*EXTRACTED RECORDS*:
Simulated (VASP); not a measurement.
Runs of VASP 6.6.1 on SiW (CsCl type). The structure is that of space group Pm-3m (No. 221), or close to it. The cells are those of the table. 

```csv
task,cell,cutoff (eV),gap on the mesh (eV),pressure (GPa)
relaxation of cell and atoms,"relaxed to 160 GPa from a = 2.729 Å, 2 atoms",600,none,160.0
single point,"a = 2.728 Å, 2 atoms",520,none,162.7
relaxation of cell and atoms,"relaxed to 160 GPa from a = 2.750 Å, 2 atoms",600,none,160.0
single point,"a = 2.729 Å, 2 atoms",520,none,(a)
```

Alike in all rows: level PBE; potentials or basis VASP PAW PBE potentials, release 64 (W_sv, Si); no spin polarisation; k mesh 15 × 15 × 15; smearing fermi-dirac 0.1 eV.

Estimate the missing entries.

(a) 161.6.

*ASSIGNMENT*:
The answer must consist of all the entries, copied exactly.

*SOLUTION*:
Simulated (VASP); not a measurement.
Runs of VASP 6.6.1 on SiW (CsCl type). The structure is that of space group Pm-3m (No. 221), or close to it. The cells are those of the table. 

```csv
task,cell,cutoff (eV),gap on the mesh (eV),pressure (GPa)
relaxation of cell and atoms,"relaxed to 160 GPa from a = 2.729 Å, 2 atoms",600,none,160.0
single point,"a = 2.728 Å, 2 atoms",520,none,162.7
relaxation of cell and atoms,"relaxed to 160 GPa from a = 2.750 Å, 2 atoms",600,none,160.0
single point,"a = 2.729 Å, 2 atoms",520,none,(a)
```

Alike in all rows: level PBE; potentials or basis VASP PAW PBE potentials, release 64 (W_sv, Si); no spin polarisation; k mesh 15 × 15 × 15; smearing fermi-dirac 0.1 eV.

Estimate the missing entries.

(a) 161.6.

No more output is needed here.